» REQUIRED ACTION
Once you have read the data below, write it all out exactly.

[[ ENTRIES PROVIDED open ]]
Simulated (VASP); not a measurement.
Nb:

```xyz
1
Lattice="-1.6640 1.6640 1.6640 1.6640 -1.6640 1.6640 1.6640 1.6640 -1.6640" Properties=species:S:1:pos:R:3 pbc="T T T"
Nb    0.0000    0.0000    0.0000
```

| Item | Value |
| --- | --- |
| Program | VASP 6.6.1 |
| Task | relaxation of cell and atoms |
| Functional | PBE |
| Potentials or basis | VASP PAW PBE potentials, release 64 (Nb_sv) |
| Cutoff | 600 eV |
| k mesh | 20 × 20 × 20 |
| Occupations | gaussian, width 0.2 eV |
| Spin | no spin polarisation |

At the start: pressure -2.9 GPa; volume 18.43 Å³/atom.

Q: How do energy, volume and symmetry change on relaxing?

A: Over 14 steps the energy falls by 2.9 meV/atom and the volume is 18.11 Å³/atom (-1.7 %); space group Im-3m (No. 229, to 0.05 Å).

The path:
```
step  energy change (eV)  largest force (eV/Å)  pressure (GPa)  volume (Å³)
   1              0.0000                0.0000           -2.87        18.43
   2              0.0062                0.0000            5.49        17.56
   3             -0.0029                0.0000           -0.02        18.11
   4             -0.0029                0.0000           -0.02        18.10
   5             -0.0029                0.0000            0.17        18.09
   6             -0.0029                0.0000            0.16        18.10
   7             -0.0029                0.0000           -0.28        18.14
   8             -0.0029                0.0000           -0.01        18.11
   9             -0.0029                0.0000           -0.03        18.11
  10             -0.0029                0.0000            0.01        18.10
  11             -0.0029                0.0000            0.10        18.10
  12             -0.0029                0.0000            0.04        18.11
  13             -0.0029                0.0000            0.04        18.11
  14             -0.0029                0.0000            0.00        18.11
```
[[ ENTRIES PROVIDED closed ]]

» ANSWER SPACE
Simulated (VASP); not a measurement.
Nb:

```xyz
1
Lattice="-1.6640 1.6640 1.6640 1.6640 -1.6640 1.6640 1.6640 1.6640 -1.6640" Properties=species:S:1:pos:R:3 pbc="T T T"
Nb    0.0000    0.0000    0.0000
```

| Item | Value |
| --- | --- |
| Program | VASP 6.6.1 |
| Task | relaxation of cell and atoms |
| Functional | PBE |
| Potentials or basis | VASP PAW PBE potentials, release 64 (Nb_sv) |
| Cutoff | 600 eV |
| k mesh | 20 × 20 × 20 |
| Occupations | gaussian, width 0.2 eV |
| Spin | no spin polarisation |

At the start: pressure -2.9 GPa; volume 18.43 Å³/atom.

Q: How do energy, volume and symmetry change on relaxing?

A: Over 14 steps the energy falls by 2.9 meV/atom and the volume is 18.11 Å³/atom (-1.7 %); space group Im-3m (No. 229, to 0.05 Å).

The path:
```
step  energy change (eV)  largest force (eV/Å)  pressure (GPa)  volume (Å³)
   1              0.0000                0.0000           -2.87        18.43
   2              0.0062                0.0000            5.49        17.56
   3             -0.0029                0.0000           -0.02        18.11
   4             -0.0029                0.0000           -0.02        18.10
   5             -0.0029                0.0000            0.17        18.09
   6             -0.0029                0.0000            0.16        18.10
   7             -0.0029                0.0000           -0.28        18.14
   8             -0.0029                0.0000           -0.01        18.11
   9             -0.0029                0.0000           -0.03        18.11
  10             -0.0029                0.0000            0.01        18.10
  11             -0.0029                0.0000            0.10        18.10
  12             -0.0029                0.0000            0.04        18.11
  13             -0.0029                0.0000            0.04        18.11
  14             -0.0029                0.0000            0.00        18.11
```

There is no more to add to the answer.